▶ INFORMATION SHOWN
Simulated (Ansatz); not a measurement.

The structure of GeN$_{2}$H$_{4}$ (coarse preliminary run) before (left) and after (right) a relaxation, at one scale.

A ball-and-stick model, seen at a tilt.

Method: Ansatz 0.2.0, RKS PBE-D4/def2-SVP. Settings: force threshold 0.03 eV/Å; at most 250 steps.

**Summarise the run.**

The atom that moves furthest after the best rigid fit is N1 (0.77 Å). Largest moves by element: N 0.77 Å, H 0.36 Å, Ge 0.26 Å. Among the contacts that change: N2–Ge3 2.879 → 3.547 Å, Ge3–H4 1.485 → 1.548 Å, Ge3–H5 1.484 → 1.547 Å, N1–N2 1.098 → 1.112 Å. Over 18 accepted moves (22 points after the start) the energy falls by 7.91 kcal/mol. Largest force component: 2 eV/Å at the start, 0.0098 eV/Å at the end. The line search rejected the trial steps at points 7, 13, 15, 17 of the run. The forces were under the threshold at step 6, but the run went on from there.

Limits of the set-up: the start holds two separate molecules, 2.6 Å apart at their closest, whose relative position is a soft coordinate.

▶ REQUIRED ACTION
Reproduce the entries above exactly, but only the lines between the line holding "Method: Ansatz 0.2.0, RKS" and the line holding "The atom that", inclusive.

▶ ANSWER BOX
Method: Ansatz 0.2.0, RKS PBE-D4/def2-SVP. Settings: force threshold 0.03 eV/Å; at most 250 steps.

**Summarise the run.**

The atom that moves furthest after the best rigid fit is N1 (0.77 Å). Largest moves by element: N 0.77 Å, H 0.36 Å, Ge 0.26 Å. Among the contacts that change: N2–Ge3 2.879 → 3.547 Å, Ge3–H4 1.485 → 1.548 Å, Ge3–H5 1.484 → 1.547 Å, N1–N2 1.098 → 1.112 Å. Over 18 accepted moves (22 points after the start) the energy falls by 7.91 kcal/mol. Largest force component: 2 eV/Å at the start, 0.0098 eV/Å at the end. The line search rejected the trial steps at points 7, 13, 15, 17 of the run. The forces were under the threshold at step 6, but the run went on from there.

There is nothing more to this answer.